◆ ACTIVITY: Starting with the first line and ending with the line that holds "6 s | 0.41 |", repeat the material exactly.

*** Opening of DATASET ***

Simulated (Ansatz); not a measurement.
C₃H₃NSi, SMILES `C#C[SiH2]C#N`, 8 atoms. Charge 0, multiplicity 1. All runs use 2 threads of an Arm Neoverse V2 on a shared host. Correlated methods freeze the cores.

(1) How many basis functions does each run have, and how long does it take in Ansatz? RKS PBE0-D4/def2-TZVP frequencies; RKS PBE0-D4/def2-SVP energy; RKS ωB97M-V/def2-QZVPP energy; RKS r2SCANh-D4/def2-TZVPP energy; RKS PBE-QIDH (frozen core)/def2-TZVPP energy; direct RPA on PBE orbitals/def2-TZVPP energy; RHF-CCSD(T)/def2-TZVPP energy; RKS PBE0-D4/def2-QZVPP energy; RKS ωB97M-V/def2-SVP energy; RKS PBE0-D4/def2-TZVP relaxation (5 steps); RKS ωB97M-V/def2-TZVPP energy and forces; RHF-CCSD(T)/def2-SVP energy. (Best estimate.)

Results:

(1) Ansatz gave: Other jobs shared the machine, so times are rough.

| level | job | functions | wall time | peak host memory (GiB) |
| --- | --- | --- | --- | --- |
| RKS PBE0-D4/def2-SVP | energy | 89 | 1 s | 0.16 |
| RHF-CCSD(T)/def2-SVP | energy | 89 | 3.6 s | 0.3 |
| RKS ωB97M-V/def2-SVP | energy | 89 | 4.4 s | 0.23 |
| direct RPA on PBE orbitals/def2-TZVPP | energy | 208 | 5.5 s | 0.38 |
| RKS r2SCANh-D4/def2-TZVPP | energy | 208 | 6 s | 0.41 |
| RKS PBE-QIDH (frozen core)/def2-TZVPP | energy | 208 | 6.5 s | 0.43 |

*** Close of DATASET ***

◆ WRITTEN RESPONSE:
Simulated (Ansatz); not a measurement.
C₃H₃NSi, SMILES `C#C[SiH2]C#N`, 8 atoms. Charge 0, multiplicity 1. All runs use 2 threads of an Arm Neoverse V2 on a shared host. Correlated methods freeze the cores.

(1) How many basis functions does each run have, and how long does it take in Ansatz? RKS PBE0-D4/def2-TZVP frequencies; RKS PBE0-D4/def2-SVP energy; RKS ωB97M-V/def2-QZVPP energy; RKS r2SCANh-D4/def2-TZVPP energy; RKS PBE-QIDH (frozen core)/def2-TZVPP energy; direct RPA on PBE orbitals/def2-TZVPP energy; RHF-CCSD(T)/def2-TZVPP energy; RKS PBE0-D4/def2-QZVPP energy; RKS ωB97M-V/def2-SVP energy; RKS PBE0-D4/def2-TZVP relaxation (5 steps); RKS ωB97M-V/def2-TZVPP energy and forces; RHF-CCSD(T)/def2-SVP energy. (Best estimate.)

Results:

(1) Ansatz gave: Other jobs shared the machine, so times are rough.

| level | job | functions | wall time | peak host memory (GiB) |
| --- | --- | --- | --- | --- |
| RKS PBE0-D4/def2-SVP | energy | 89 | 1 s | 0.16 |
| RHF-CCSD(T)/def2-SVP | energy | 89 | 3.6 s | 0.3 |
| RKS ωB97M-V/def2-SVP | energy | 89 | 4.4 s | 0.23 |
| direct RPA on PBE orbitals/def2-TZVPP | energy | 208 | 5.5 s | 0.38 |
| RKS r2SCANh-D4/def2-TZVPP | energy | 208 | 6 s | 0.41 |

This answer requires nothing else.